## Raw data

____________

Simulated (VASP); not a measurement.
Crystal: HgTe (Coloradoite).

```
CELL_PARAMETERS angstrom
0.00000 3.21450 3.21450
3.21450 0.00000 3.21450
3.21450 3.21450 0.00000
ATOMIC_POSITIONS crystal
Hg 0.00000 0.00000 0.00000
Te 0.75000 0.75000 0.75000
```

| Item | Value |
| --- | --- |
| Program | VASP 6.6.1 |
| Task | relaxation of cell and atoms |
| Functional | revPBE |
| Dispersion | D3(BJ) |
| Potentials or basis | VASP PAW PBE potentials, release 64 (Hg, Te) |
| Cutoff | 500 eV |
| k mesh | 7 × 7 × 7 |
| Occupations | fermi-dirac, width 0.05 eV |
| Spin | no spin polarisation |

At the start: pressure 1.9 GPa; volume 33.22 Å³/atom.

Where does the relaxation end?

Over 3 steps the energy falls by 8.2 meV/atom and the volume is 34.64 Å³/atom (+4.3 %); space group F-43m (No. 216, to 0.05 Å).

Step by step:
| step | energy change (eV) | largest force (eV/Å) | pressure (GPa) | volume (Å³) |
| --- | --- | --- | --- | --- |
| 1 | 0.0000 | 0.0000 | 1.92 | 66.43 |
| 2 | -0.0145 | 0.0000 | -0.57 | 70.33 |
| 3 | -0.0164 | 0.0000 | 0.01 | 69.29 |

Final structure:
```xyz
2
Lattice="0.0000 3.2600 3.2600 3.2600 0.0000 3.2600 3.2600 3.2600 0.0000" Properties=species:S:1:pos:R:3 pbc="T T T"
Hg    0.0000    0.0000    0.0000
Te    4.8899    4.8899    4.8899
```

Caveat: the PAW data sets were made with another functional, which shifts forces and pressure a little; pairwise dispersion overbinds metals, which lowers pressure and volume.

____________

## Work task
Scan the records above for the lines holding "Crystal: HgTe (Coloradoite)." and "Dispersion | D3(BJ) |". Transcribe those two and every line between them word for word, and no others.

## Reply
Crystal: HgTe (Coloradoite).

```
CELL_PARAMETERS angstrom
0.00000 3.21450 3.21450
3.21450 0.00000 3.21450
3.21450 3.21450 0.00000
ATOMIC_POSITIONS crystal
Hg 0.00000 0.00000 0.00000
Te 0.75000 0.75000 0.75000
```

| Item | Value |
| --- | --- |
| Program | VASP 6.6.1 |
| Task | relaxation of cell and atoms |
| Functional | revPBE |
| Dispersion | D3(BJ) |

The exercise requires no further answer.